- Recorded data:
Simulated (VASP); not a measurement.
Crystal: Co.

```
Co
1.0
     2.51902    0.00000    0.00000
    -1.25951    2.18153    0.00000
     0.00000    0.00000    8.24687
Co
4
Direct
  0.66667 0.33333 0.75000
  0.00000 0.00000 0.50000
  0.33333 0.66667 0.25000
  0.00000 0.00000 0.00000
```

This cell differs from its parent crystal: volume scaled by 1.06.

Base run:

- Exercise: Produce an exact copy of the whole listing.

- Exercise output:
Simulated (VASP); not a measurement.
Crystal: Co.

```
Co
1.0
     2.51902    0.00000    0.00000
    -1.25951    2.18153    0.00000
     0.00000    0.00000    8.24687
Co
4
Direct
  0.66667 0.33333 0.75000
  0.00000 0.00000 0.50000
  0.33333 0.66667 0.25000
  0.00000 0.00000 0.00000
```

This cell differs from its parent crystal: volume scaled by 1.06.

Base run:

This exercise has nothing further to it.